**Work task**.
Using the listing below, set down each line from the line containing "Alike in both" through the line containing "Answer: gap on", both ends included, exactly and with nothing added.

(Data to examine Opens)

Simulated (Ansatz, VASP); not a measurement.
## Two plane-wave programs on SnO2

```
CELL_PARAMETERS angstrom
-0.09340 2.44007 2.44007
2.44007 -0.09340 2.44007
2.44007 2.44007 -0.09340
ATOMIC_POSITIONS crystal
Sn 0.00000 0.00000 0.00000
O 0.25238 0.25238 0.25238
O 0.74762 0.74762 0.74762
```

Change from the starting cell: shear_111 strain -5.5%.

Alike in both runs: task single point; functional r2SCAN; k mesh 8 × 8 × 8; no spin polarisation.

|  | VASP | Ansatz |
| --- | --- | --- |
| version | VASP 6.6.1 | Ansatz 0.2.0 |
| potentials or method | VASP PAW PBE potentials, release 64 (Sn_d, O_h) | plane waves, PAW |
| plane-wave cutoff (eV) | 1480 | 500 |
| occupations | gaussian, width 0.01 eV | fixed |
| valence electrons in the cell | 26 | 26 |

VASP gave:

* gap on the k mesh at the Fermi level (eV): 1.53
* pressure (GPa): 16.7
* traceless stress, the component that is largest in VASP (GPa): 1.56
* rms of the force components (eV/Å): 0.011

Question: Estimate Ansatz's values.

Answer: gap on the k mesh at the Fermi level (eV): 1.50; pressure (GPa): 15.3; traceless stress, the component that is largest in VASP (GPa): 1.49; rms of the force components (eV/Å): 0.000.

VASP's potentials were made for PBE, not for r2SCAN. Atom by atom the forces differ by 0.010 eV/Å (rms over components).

(Data to examine Closes)

**Answer area**.
Alike in both runs: task single point; functional r2SCAN; k mesh 8 × 8 × 8; no spin polarisation.

|  | VASP | Ansatz |
| --- | --- | --- |
| version | VASP 6.6.1 | Ansatz 0.2.0 |
| potentials or method | VASP PAW PBE potentials, release 64 (Sn_d, O_h) | plane waves, PAW |
| plane-wave cutoff (eV) | 1480 | 500 |
| occupations | gaussian, width 0.01 eV | fixed |
| valence electrons in the cell | 26 | 26 |

VASP gave:

* gap on the k mesh at the Fermi level (eV): 1.53
* pressure (GPa): 16.7
* traceless stress, the component that is largest in VASP (GPa): 1.56
* rms of the force components (eV/Å): 0.011

Question: Estimate Ansatz's values.

Answer: gap on the k mesh at the Fermi level (eV): 1.50; pressure (GPa): 15.3; traceless stress, the component that is largest in VASP (GPa): 1.49; rms of the force components (eV/Å): 0.000.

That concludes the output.